(Dataset Opens)
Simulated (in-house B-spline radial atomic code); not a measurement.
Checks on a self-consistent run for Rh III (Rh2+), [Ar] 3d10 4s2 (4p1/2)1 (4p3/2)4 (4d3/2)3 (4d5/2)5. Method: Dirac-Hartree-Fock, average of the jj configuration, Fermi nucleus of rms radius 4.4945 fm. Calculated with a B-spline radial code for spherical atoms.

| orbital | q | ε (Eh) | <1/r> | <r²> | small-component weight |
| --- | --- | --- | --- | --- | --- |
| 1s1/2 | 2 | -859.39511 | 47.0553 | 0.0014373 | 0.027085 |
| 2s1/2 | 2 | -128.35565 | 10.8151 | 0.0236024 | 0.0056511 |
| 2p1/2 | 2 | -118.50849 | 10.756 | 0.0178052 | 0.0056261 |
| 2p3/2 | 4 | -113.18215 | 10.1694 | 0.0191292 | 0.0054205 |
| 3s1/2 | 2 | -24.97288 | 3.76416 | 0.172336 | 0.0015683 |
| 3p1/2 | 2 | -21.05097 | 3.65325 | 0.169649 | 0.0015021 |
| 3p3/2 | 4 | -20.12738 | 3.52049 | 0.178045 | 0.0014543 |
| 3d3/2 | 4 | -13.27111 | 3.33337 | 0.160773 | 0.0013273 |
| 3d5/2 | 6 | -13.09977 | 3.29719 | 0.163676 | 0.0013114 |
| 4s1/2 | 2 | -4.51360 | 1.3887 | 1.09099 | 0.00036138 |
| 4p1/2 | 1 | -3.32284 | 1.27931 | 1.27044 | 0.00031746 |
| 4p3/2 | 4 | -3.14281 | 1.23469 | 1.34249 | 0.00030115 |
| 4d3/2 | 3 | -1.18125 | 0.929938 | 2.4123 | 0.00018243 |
(Dataset Closes)

:: Work task ::
Look back at the entries above and repeat, unchanged, every line from the line holding "Checks on a" through the line holding "0.0178052 | 0.0056261 |".

:: Your solution ::
Checks on a self-consistent run for Rh III (Rh2+), [Ar] 3d10 4s2 (4p1/2)1 (4p3/2)4 (4d3/2)3 (4d5/2)5. Method: Dirac-Hartree-Fock, average of the jj configuration, Fermi nucleus of rms radius 4.4945 fm. Calculated with a B-spline radial code for spherical atoms.

| orbital | q | ε (Eh) | <1/r> | <r²> | small-component weight |
| --- | --- | --- | --- | --- | --- |
| 1s1/2 | 2 | -859.39511 | 47.0553 | 0.0014373 | 0.027085 |
| 2s1/2 | 2 | -128.35565 | 10.8151 | 0.0236024 | 0.0056511 |
| 2p1/2 | 2 | -118.50849 | 10.756 | 0.0178052 | 0.0056261 |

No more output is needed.